Work instruction | Every line from the top of the material through the line holding "Q: Which one is relaxed?" should be copied exactly, and only those lines.

Entries supplied |
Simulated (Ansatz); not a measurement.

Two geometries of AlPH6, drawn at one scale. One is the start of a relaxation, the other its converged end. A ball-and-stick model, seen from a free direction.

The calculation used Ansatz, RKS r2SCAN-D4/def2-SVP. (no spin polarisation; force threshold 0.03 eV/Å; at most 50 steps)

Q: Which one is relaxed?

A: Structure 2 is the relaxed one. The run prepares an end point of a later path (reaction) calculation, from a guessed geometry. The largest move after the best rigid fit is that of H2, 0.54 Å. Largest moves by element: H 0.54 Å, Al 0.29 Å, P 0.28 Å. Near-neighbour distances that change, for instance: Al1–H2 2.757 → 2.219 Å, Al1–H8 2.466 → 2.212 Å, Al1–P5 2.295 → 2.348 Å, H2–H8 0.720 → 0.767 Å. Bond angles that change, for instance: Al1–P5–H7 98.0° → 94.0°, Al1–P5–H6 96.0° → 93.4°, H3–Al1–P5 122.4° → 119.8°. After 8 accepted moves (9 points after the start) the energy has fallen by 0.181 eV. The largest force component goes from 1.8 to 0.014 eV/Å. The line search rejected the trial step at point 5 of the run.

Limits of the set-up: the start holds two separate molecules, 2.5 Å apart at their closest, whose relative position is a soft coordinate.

Exercise response |
Simulated (Ansatz); not a measurement.

Two geometries of AlPH6, drawn at one scale. One is the start of a relaxation, the other its converged end. A ball-and-stick model, seen from a free direction.

The calculation used Ansatz, RKS r2SCAN-D4/def2-SVP. (no spin polarisation; force threshold 0.03 eV/Å; at most 50 steps)

Q: Which one is relaxed?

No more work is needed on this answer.